» BRIEF: Transcribe each entry. Change nothing.

» INPUT DATA:
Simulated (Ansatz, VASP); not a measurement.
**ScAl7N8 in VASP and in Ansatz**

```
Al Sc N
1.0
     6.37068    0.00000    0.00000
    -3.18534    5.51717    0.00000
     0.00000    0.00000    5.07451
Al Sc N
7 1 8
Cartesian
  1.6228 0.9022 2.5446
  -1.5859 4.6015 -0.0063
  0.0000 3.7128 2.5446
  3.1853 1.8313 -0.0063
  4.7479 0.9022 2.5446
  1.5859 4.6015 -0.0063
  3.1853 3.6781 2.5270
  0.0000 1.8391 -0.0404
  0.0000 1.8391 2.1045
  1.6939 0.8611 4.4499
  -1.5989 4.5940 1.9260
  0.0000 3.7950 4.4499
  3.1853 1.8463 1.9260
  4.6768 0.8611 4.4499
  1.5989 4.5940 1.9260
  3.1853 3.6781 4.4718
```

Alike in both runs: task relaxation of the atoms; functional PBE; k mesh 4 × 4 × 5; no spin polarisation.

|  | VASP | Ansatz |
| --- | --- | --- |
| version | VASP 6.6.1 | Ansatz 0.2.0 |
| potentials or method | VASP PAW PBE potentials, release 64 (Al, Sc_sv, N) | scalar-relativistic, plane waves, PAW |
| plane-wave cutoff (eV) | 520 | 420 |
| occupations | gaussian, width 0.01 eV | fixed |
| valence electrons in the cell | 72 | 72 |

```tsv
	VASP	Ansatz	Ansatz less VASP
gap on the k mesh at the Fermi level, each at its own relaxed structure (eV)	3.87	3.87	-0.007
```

» WRITTEN RESPONSE:
Simulated (Ansatz, VASP); not a measurement.
**ScAl7N8 in VASP and in Ansatz**

```
Al Sc N
1.0
     6.37068    0.00000    0.00000
    -3.18534    5.51717    0.00000
     0.00000    0.00000    5.07451
Al Sc N
7 1 8
Cartesian
  1.6228 0.9022 2.5446
  -1.5859 4.6015 -0.0063
  0.0000 3.7128 2.5446
  3.1853 1.8313 -0.0063
  4.7479 0.9022 2.5446
  1.5859 4.6015 -0.0063
  3.1853 3.6781 2.5270
  0.0000 1.8391 -0.0404
  0.0000 1.8391 2.1045
  1.6939 0.8611 4.4499
  -1.5989 4.5940 1.9260
  0.0000 3.7950 4.4499
  3.1853 1.8463 1.9260
  4.6768 0.8611 4.4499
  1.5989 4.5940 1.9260
  3.1853 3.6781 4.4718
```

Alike in both runs: task relaxation of the atoms; functional PBE; k mesh 4 × 4 × 5; no spin polarisation.

|  | VASP | Ansatz |
| --- | --- | --- |
| version | VASP 6.6.1 | Ansatz 0.2.0 |
| potentials or method | VASP PAW PBE potentials, release 64 (Al, Sc_sv, N) | scalar-relativistic, plane waves, PAW |
| plane-wave cutoff (eV) | 520 | 420 |
| occupations | gaussian, width 0.01 eV | fixed |
| valence electrons in the cell | 72 | 72 |

```tsv
	VASP	Ansatz	Ansatz less VASP
gap on the k mesh at the Fermi level, each at its own relaxed structure (eV)	3.87	3.87	-0.007
```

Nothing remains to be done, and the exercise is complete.